Task item: From the first line through the one containing "Computed with CoolProp", restate the listing word for word, and give no other lines.

Source information:

◇ ◇ ◇ ◇ ◇

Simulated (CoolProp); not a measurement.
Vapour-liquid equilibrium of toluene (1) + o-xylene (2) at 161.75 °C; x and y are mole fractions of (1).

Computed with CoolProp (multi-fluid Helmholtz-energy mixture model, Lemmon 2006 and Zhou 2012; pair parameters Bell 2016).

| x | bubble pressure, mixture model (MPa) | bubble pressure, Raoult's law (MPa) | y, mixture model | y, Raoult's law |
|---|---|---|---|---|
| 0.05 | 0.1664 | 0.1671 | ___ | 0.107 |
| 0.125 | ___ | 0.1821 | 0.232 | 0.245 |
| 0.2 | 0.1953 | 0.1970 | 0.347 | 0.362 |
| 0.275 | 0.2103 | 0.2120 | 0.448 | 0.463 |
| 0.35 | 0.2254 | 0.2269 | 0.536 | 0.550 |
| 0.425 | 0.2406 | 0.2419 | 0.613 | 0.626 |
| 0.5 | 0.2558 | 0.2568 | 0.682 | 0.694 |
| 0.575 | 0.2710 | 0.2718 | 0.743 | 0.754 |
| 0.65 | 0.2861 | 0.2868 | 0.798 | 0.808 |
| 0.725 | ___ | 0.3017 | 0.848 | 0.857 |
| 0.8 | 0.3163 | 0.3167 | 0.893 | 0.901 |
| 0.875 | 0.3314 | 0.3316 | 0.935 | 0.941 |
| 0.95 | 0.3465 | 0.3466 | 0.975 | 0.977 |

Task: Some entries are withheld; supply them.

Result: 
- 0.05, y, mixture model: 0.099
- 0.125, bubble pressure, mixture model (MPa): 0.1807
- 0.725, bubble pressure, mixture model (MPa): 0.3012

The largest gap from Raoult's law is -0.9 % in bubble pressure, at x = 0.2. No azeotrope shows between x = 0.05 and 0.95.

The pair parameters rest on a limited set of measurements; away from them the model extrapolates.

◇ ◇ ◇ ◇ ◇

Written solution:
Simulated (CoolProp); not a measurement.
Vapour-liquid equilibrium of toluene (1) + o-xylene (2) at 161.75 °C; x and y are mole fractions of (1).

Computed with CoolProp (multi-fluid Helmholtz-energy mixture model, Lemmon 2006 and Zhou 2012; pair parameters Bell 2016).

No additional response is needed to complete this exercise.